WORK REQUEST: Reproduce the full set of records verbatim.

RECORDED INFORMATION:
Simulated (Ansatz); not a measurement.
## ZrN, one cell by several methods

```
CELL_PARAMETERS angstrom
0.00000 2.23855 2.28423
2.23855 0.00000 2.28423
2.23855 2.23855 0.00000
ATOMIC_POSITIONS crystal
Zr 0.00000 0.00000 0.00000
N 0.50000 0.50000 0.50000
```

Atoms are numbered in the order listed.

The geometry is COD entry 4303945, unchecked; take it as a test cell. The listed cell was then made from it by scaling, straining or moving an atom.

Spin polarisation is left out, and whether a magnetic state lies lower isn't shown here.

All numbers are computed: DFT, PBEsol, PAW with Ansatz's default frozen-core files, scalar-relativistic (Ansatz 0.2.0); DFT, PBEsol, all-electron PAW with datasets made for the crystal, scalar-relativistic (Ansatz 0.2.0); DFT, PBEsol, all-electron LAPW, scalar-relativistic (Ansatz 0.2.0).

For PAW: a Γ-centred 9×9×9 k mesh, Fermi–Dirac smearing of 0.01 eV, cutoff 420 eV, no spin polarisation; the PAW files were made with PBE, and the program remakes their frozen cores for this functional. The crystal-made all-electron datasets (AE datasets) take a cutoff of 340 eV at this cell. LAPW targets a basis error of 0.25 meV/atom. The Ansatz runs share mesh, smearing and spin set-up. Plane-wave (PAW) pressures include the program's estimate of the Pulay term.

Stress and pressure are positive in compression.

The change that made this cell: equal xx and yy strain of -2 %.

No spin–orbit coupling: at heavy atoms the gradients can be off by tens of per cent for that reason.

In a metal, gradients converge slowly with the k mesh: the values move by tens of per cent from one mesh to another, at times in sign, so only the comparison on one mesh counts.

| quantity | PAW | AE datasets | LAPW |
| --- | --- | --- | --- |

RESPONSE:
Simulated (Ansatz); not a measurement.
## ZrN, one cell by several methods

```
CELL_PARAMETERS angstrom
0.00000 2.23855 2.28423
2.23855 0.00000 2.28423
2.23855 2.23855 0.00000
ATOMIC_POSITIONS crystal
Zr 0.00000 0.00000 0.00000
N 0.50000 0.50000 0.50000
```

Atoms are numbered in the order listed.

The geometry is COD entry 4303945, unchecked; take it as a test cell. The listed cell was then made from it by scaling, straining or moving an atom.

Spin polarisation is left out, and whether a magnetic state lies lower isn't shown here.

All numbers are computed: DFT, PBEsol, PAW with Ansatz's default frozen-core files, scalar-relativistic (Ansatz 0.2.0); DFT, PBEsol, all-electron PAW with datasets made for the crystal, scalar-relativistic (Ansatz 0.2.0); DFT, PBEsol, all-electron LAPW, scalar-relativistic (Ansatz 0.2.0).

For PAW: a Γ-centred 9×9×9 k mesh, Fermi–Dirac smearing of 0.01 eV, cutoff 420 eV, no spin polarisation; the PAW files were made with PBE, and the program remakes their frozen cores for this functional. The crystal-made all-electron datasets (AE datasets) take a cutoff of 340 eV at this cell. LAPW targets a basis error of 0.25 meV/atom. The Ansatz runs share mesh, smearing and spin set-up. Plane-wave (PAW) pressures include the program's estimate of the Pulay term.

Stress and pressure are positive in compression.

The change that made this cell: equal xx and yy strain of -2 %.

No spin–orbit coupling: at heavy atoms the gradients can be off by tens of per cent for that reason.

In a metal, gradients converge slowly with the k mesh: the values move by tens of per cent from one mesh to another, at times in sign, so only the comparison on one mesh counts.

| quantity | PAW | AE datasets | LAPW |
| --- | --- | --- | --- |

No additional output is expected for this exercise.